SUPPLIED RECORDS below:
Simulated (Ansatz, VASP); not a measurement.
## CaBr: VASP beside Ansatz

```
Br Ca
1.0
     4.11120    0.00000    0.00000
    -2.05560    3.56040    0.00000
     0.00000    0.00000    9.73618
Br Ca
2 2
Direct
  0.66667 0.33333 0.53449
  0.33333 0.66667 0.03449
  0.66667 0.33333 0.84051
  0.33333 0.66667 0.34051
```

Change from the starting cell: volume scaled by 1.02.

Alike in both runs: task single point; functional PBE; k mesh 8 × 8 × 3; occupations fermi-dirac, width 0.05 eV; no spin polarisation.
End of SUPPLIED RECORDS.

BRIEF — Output every line of the data again, exactly.

REPLY —
Simulated (Ansatz, VASP); not a measurement.
## CaBr: VASP beside Ansatz

```
Br Ca
1.0
     4.11120    0.00000    0.00000
    -2.05560    3.56040    0.00000
     0.00000    0.00000    9.73618
Br Ca
2 2
Direct
  0.66667 0.33333 0.53449
  0.33333 0.66667 0.03449
  0.66667 0.33333 0.84051
  0.33333 0.66667 0.34051
```

Change from the starting cell: volume scaled by 1.02.

Alike in both runs: task single point; functional PBE; k mesh 8 × 8 × 3; occupations fermi-dirac, width 0.05 eV; no spin polarisation.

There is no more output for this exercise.